• _WORK INSTRUCTION_
Starting at the top of the data and ending with the line that holds "Question: Order the", transcribe each line exactly; include both ends.

• _RECORD EXCERPTS_
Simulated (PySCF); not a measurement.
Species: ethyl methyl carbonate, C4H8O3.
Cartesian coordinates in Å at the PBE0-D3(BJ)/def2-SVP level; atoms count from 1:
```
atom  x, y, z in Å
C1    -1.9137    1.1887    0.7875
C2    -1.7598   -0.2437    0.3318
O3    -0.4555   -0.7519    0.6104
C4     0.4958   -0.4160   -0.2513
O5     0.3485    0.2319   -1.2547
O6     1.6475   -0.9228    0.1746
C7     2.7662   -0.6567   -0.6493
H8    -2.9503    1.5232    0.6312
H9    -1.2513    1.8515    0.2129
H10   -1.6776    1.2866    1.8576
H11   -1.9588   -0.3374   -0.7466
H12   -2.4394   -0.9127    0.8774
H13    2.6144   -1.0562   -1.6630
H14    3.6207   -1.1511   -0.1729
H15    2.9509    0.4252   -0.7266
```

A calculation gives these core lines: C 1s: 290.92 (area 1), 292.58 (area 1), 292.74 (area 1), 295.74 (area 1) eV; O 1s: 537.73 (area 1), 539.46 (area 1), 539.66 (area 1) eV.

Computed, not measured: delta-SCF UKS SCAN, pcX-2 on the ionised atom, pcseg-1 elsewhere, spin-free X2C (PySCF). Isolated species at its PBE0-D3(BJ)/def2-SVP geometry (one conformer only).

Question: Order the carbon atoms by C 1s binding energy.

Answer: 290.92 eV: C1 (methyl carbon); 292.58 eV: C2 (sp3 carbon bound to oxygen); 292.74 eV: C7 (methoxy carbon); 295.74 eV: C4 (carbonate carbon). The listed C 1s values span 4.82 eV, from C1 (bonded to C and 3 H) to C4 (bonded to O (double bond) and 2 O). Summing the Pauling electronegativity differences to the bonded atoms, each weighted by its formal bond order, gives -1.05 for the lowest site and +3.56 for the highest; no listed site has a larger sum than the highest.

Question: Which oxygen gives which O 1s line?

• _RESPONSE AREA_
Simulated (PySCF); not a measurement.
Species: ethyl methyl carbonate, C4H8O3.
Cartesian coordinates in Å at the PBE0-D3(BJ)/def2-SVP level; atoms count from 1:
```
atom  x, y, z in Å
C1    -1.9137    1.1887    0.7875
C2    -1.7598   -0.2437    0.3318
O3    -0.4555   -0.7519    0.6104
C4     0.4958   -0.4160   -0.2513
O5     0.3485    0.2319   -1.2547
O6     1.6475   -0.9228    0.1746
C7     2.7662   -0.6567   -0.6493
H8    -2.9503    1.5232    0.6312
H9    -1.2513    1.8515    0.2129
H10   -1.6776    1.2866    1.8576
H11   -1.9588   -0.3374   -0.7466
H12   -2.4394   -0.9127    0.8774
H13    2.6144   -1.0562   -1.6630
H14    3.6207   -1.1511   -0.1729
H15    2.9509    0.4252   -0.7266
```

A calculation gives these core lines: C 1s: 290.92 (area 1), 292.58 (area 1), 292.74 (area 1), 295.74 (area 1) eV; O 1s: 537.73 (area 1), 539.46 (area 1), 539.66 (area 1) eV.

Computed, not measured: delta-SCF UKS SCAN, pcX-2 on the ionised atom, pcseg-1 elsewhere, spin-free X2C (PySCF). Isolated species at its PBE0-D3(BJ)/def2-SVP geometry (one conformer only).

Question: Order the carbon atoms by C 1s binding energy.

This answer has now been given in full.